Requirement: All the data must be output exactly as given.

--- START ---
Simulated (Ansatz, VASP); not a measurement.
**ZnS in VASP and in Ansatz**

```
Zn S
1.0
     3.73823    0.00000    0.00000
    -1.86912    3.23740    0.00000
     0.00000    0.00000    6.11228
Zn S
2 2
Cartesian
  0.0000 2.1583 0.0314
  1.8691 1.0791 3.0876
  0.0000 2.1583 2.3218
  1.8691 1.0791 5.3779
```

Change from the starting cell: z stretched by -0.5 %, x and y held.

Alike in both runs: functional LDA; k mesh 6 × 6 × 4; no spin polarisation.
--- END ---

Answer area:
Simulated (Ansatz, VASP); not a measurement.
**ZnS in VASP and in Ansatz**

```
Zn S
1.0
     3.73823    0.00000    0.00000
    -1.86912    3.23740    0.00000
     0.00000    0.00000    6.11228
Zn S
2 2
Cartesian
  0.0000 2.1583 0.0314
  1.8691 1.0791 3.0876
  0.0000 2.1583 2.3218
  1.8691 1.0791 5.3779
```

Change from the starting cell: z stretched by -0.5 %, x and y held.

Alike in both runs: functional LDA; k mesh 6 × 6 × 4; no spin polarisation.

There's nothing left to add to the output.